**ASSIGNED TASK**
Using the material below, return exactly the lines between the one holding "3 | 3 | 8481 |" and the one holding "of lower symmetry?", inclusive, and no others.

**EXTRACTED RECORDS**
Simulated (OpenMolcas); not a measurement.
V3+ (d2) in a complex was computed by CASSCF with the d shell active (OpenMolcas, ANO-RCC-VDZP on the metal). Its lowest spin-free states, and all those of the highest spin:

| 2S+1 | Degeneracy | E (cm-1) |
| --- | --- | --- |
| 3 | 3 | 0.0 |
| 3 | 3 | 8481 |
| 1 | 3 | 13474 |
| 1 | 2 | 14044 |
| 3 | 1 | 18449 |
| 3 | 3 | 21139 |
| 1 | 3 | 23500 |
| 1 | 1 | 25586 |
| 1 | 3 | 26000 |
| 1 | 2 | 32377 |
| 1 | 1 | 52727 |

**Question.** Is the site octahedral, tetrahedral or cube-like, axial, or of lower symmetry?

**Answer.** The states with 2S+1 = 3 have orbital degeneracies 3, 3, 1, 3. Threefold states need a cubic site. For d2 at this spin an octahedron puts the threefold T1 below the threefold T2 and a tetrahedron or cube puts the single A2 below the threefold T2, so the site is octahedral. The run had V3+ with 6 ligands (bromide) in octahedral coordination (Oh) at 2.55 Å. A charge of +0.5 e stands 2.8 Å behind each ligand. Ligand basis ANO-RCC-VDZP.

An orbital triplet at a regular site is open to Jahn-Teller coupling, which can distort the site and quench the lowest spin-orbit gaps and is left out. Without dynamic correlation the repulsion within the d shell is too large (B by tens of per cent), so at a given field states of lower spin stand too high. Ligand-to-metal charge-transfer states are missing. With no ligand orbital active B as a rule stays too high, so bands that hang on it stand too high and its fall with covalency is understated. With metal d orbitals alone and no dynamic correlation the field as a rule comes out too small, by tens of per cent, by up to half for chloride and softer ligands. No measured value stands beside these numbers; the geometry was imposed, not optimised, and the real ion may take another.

**RESPONSE**
| 3 | 3 | 8481 |
| 1 | 3 | 13474 |
| 1 | 2 | 14044 |
| 3 | 1 | 18449 |
| 3 | 3 | 21139 |
| 1 | 3 | 23500 |
| 1 | 1 | 25586 |
| 1 | 3 | 26000 |
| 1 | 2 | 32377 |
| 1 | 1 | 52727 |

**Question.** Is the site octahedral, tetrahedral or cube-like, axial, or of lower symmetry?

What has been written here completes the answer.